Work order: Only the opening lines of the listing, through the one with "- ΔSCF, PBE/def2-SVPD", are to be retyped, each exactly as it stands.

######
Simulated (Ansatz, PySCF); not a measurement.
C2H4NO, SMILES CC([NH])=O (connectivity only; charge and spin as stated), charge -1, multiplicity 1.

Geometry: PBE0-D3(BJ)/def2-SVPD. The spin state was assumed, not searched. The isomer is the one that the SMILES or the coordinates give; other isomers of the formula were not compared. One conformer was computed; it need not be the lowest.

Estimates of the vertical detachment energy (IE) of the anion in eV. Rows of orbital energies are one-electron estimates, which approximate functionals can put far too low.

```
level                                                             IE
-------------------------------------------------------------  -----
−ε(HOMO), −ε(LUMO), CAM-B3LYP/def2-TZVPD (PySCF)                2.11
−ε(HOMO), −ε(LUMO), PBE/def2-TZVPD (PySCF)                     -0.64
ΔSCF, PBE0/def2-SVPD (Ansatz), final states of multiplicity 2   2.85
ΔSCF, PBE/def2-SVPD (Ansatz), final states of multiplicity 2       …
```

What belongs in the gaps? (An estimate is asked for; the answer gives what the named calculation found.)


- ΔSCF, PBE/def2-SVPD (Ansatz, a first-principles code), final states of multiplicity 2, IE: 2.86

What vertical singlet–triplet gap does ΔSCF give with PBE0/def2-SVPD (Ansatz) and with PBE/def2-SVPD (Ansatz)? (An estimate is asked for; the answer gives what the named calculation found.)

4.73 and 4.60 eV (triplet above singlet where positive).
######

Your solution:
Simulated (Ansatz, PySCF); not a measurement.
C2H4NO, SMILES CC([NH])=O (connectivity only; charge and spin as stated), charge -1, multiplicity 1.

Geometry: PBE0-D3(BJ)/def2-SVPD. The spin state was assumed, not searched. The isomer is the one that the SMILES or the coordinates give; other isomers of the formula were not compared. One conformer was computed; it need not be the lowest.

Estimates of the vertical detachment energy (IE) of the anion in eV. Rows of orbital energies are one-electron estimates, which approximate functionals can put far too low.

```
level                                                             IE
-------------------------------------------------------------  -----
−ε(HOMO), −ε(LUMO), CAM-B3LYP/def2-TZVPD (PySCF)                2.11
−ε(HOMO), −ε(LUMO), PBE/def2-TZVPD (PySCF)                     -0.64
ΔSCF, PBE0/def2-SVPD (Ansatz), final states of multiplicity 2   2.85
ΔSCF, PBE/def2-SVPD (Ansatz), final states of multiplicity 2       …
```

What belongs in the gaps? (An estimate is asked for; the answer gives what the named calculation found.)


- ΔSCF, PBE/def2-SVPD (Ansatz, a first-principles code), final states of multiplicity 2, IE: 2.86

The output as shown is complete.